=== Section Start ===

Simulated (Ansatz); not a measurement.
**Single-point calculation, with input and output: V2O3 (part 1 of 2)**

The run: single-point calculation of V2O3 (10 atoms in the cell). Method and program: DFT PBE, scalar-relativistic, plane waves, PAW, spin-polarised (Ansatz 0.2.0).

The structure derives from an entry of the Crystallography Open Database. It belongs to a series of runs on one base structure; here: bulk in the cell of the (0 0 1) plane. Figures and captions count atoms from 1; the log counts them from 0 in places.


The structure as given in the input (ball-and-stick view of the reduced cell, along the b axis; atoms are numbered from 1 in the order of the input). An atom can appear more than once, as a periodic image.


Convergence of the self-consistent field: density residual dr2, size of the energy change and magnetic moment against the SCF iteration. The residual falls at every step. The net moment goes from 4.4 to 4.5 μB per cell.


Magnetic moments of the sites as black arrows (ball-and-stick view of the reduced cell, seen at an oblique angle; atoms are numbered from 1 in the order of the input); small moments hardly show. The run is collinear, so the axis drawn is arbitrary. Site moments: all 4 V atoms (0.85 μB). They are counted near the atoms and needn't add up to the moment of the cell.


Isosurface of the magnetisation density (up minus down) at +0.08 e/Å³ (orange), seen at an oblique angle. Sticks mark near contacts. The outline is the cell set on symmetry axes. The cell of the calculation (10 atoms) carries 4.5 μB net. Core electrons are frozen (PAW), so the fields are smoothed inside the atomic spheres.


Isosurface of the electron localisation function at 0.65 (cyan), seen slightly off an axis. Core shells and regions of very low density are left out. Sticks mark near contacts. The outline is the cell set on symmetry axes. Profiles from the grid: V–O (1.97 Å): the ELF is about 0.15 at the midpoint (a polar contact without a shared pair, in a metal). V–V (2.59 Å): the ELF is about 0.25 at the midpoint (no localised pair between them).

=== Section End ===

§ **Work instruction**
In the answer, the lines from the first line of the data above through the line containing "The structure derives" must appear exactly as written, with nothing else.

§ **Task response**
Simulated (Ansatz); not a measurement.
**Single-point calculation, with input and output: V2O3 (part 1 of 2)**

The run: single-point calculation of V2O3 (10 atoms in the cell). Method and program: DFT PBE, scalar-relativistic, plane waves, PAW, spin-polarised (Ansatz 0.2.0).

The structure derives from an entry of the Crystallography Open Database. It belongs to a series of runs on one base structure; here: bulk in the cell of the (0 0 1) plane. Figures and captions count atoms from 1; the log counts them from 0 in places.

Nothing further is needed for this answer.